In the listing below, the answer starts at the line that has "Notes on the" and stops after the line that has "139) | 0.48 eV |"; please repeat that part exactly and nothing more.

▼
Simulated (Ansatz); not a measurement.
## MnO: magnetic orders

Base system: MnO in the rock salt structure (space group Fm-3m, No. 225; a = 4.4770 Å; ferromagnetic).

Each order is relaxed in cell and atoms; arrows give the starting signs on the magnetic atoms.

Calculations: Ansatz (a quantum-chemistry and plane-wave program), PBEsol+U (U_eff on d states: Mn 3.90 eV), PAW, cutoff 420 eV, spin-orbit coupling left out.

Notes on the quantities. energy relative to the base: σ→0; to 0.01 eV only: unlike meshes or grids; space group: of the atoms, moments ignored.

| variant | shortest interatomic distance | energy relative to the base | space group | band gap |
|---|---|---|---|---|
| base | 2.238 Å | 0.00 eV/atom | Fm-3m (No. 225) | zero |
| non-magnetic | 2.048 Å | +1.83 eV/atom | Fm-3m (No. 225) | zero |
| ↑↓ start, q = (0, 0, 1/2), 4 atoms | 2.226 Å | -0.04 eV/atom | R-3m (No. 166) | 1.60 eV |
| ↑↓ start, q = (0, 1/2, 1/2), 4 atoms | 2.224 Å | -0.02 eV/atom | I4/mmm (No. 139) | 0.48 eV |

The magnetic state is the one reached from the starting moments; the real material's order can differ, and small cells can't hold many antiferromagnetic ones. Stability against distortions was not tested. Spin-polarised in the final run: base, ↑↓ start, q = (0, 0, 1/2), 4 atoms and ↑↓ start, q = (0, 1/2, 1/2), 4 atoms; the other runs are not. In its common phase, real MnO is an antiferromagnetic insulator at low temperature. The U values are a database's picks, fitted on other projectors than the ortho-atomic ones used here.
▲

#### Answer box:
Notes on the quantities. energy relative to the base: σ→0; to 0.01 eV only: unlike meshes or grids; space group: of the atoms, moments ignored.

| variant | shortest interatomic distance | energy relative to the base | space group | band gap |
|---|---|---|---|---|
| base | 2.238 Å | 0.00 eV/atom | Fm-3m (No. 225) | zero |
| non-magnetic | 2.048 Å | +1.83 eV/atom | Fm-3m (No. 225) | zero |
| ↑↓ start, q = (0, 0, 1/2), 4 atoms | 2.226 Å | -0.04 eV/atom | R-3m (No. 166) | 1.60 eV |
| ↑↓ start, q = (0, 1/2, 1/2), 4 atoms | 2.224 Å | -0.02 eV/atom | I4/mmm (No. 139) | 0.48 eV |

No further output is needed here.